• Task item:
Please retype the material beneath this task exactly, starting with its first line and finishing with the line containing "Geometry: PBE0-D4/def2-TZVP.".

--- Dataset records Enclosed Below ---

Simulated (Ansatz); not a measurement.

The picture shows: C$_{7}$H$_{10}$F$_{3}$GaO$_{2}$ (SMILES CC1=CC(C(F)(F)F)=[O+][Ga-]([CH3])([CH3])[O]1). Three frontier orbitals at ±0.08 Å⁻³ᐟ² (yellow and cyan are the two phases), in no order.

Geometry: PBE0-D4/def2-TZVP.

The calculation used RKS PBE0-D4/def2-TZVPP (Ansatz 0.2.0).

--- End of Enclosed Dataset records ---

• Solution:
Simulated (Ansatz); not a measurement.

The picture shows: C$_{7}$H$_{10}$F$_{3}$GaO$_{2}$ (SMILES CC1=CC(C(F)(F)F)=[O+][Ga-]([CH3])([CH3])[O]1). Three frontier orbitals at ±0.08 Å⁻³ᐟ² (yellow and cyan are the two phases), in no order.

Geometry: PBE0-D4/def2-TZVP.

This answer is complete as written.